*Required action*
Repeat every record exactly.

*Input data*
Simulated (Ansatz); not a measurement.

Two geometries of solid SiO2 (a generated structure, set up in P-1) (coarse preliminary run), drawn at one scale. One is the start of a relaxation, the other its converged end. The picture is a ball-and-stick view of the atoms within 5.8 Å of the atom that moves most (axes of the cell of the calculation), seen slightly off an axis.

*Written response*
Simulated (Ansatz); not a measurement.

Two geometries of solid SiO2 (a generated structure, set up in P-1) (coarse preliminary run), drawn at one scale. One is the start of a relaxation, the other its converged end. The picture is a ball-and-stick view of the atoms within 5.8 Å of the atom that moves most (axes of the cell of the calculation), seen slightly off an axis.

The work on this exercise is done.